------------------------------------

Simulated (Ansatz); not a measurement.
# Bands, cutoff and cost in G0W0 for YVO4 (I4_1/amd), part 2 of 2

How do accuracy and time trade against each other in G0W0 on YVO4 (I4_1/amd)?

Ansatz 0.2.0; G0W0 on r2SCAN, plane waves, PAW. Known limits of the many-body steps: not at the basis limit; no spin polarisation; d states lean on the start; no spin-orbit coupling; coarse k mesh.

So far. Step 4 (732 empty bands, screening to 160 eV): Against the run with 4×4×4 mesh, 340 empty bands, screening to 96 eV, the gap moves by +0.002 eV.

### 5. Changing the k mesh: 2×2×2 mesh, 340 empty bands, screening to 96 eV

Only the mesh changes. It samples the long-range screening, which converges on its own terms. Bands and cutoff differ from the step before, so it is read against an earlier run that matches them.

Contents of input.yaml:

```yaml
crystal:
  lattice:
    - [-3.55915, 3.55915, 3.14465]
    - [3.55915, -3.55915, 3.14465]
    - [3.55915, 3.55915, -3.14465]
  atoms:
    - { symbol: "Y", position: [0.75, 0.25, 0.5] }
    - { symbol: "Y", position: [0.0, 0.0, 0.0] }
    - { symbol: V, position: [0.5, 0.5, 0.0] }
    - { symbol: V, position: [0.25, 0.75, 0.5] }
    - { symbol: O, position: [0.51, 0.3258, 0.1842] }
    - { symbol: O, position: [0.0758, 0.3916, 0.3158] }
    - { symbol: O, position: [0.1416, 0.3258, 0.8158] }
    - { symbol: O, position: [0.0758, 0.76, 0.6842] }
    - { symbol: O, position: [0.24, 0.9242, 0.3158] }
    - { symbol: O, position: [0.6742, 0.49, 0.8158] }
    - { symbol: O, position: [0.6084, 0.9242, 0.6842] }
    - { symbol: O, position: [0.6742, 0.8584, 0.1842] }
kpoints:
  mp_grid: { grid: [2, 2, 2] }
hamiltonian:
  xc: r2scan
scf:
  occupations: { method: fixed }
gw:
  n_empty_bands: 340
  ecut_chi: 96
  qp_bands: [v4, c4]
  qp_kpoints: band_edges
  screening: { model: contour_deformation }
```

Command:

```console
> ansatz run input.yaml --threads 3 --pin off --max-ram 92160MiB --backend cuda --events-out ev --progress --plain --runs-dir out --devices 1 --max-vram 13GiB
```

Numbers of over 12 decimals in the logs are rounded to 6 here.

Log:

------------------------------------

ACTION ITEM: Working from the data above, extract solely the lines from the one containing "How do accuracy" through the one containing "Ansatz 0.2.0; G0W0", exactly as they appear, both included.

REPLY:
How do accuracy and time trade against each other in G0W0 on YVO4 (I4_1/amd)?

Ansatz 0.2.0; G0W0 on r2SCAN, plane waves, PAW. Known limits of the many-body steps: not at the basis limit; no spin polarisation; d states lean on the start; no spin-orbit coupling; coarse k mesh.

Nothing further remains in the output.